Work request
Each entry must be reproduced precisely as it stands.

Listed records
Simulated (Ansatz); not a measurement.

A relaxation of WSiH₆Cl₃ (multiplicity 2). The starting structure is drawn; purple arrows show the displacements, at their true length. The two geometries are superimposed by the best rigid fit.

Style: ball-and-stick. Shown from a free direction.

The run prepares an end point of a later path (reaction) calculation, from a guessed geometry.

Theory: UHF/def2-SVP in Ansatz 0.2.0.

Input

Written answer
Simulated (Ansatz); not a measurement.

A relaxation of WSiH₆Cl₃ (multiplicity 2). The starting structure is drawn; purple arrows show the displacements, at their true length. The two geometries are superimposed by the best rigid fit.

Style: ball-and-stick. Shown from a free direction.

The run prepares an end point of a later path (reaction) calculation, from a guessed geometry.

Theory: UHF/def2-SVP in Ansatz 0.2.0.

Input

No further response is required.